Copy out every record below with complete accuracy.

=== Begin Enclosure ===

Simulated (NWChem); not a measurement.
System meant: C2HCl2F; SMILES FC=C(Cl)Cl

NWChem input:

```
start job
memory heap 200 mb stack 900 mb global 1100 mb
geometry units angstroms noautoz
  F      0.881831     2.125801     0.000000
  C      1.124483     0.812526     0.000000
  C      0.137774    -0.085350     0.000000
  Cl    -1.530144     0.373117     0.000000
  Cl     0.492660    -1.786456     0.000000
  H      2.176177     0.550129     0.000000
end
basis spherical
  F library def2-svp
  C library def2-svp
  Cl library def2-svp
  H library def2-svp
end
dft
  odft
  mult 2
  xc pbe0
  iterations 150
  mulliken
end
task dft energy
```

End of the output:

=== End Enclosure ===

● **Exercise output**
Simulated (NWChem); not a measurement.
System meant: C2HCl2F; SMILES FC=C(Cl)Cl

NWChem input:

```
start job
memory heap 200 mb stack 900 mb global 1100 mb
geometry units angstroms noautoz
  F      0.881831     2.125801     0.000000
  C      1.124483     0.812526     0.000000
  C      0.137774    -0.085350     0.000000
  Cl    -1.530144     0.373117     0.000000
  Cl     0.492660    -1.786456     0.000000
  H      2.176177     0.550129     0.000000
end
basis spherical
  F library def2-svp
  C library def2-svp
  Cl library def2-svp
  H library def2-svp
end
dft
  odft
  mult 2
  xc pbe0
  iterations 150
  mulliken
end
task dft energy
```

End of the output:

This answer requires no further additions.